*ASSIGNMENT*: Below are the records; output them exactly from the first line through the line with "(eV/Å) | 0.045 |", stopping there.

START DATA PROVIDED

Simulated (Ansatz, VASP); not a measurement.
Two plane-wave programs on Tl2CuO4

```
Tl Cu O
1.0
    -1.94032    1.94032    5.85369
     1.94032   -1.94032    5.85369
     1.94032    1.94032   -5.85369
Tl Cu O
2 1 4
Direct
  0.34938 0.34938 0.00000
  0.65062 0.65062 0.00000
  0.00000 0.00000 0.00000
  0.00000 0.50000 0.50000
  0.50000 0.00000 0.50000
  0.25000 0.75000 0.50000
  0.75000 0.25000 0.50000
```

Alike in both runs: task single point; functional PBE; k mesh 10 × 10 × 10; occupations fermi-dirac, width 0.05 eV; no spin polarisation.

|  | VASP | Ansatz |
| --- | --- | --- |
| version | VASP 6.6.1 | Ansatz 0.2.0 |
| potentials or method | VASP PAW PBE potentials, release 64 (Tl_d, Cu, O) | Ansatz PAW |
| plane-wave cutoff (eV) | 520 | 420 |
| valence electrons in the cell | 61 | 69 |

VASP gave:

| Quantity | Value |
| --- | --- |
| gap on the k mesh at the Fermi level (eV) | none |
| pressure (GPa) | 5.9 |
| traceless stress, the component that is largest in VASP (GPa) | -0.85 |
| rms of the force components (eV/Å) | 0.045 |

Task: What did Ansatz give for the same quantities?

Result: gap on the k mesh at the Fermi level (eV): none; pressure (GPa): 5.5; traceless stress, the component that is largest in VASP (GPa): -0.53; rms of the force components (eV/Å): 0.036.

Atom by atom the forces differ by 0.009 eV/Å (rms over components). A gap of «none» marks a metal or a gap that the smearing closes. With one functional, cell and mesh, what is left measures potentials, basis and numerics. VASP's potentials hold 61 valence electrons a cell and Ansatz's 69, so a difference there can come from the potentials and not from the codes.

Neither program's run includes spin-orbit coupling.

END DATA PROVIDED

*EXERCISE RESULT*:
Simulated (Ansatz, VASP); not a measurement.
Two plane-wave programs on Tl2CuO4

```
Tl Cu O
1.0
    -1.94032    1.94032    5.85369
     1.94032   -1.94032    5.85369
     1.94032    1.94032   -5.85369
Tl Cu O
2 1 4
Direct
  0.34938 0.34938 0.00000
  0.65062 0.65062 0.00000
  0.00000 0.00000 0.00000
  0.00000 0.50000 0.50000
  0.50000 0.00000 0.50000
  0.25000 0.75000 0.50000
  0.75000 0.25000 0.50000
```

Alike in both runs: task single point; functional PBE; k mesh 10 × 10 × 10; occupations fermi-dirac, width 0.05 eV; no spin polarisation.

|  | VASP | Ansatz |
| --- | --- | --- |
| version | VASP 6.6.1 | Ansatz 0.2.0 |
| potentials or method | VASP PAW PBE potentials, release 64 (Tl_d, Cu, O) | Ansatz PAW |
| plane-wave cutoff (eV) | 520 | 420 |
| valence electrons in the cell | 61 | 69 |

VASP gave:

| Quantity | Value |
| --- | --- |
| gap on the k mesh at the Fermi level (eV) | none |
| pressure (GPa) | 5.9 |
| traceless stress, the component that is largest in VASP (GPa) | -0.85 |
| rms of the force components (eV/Å) | 0.045 |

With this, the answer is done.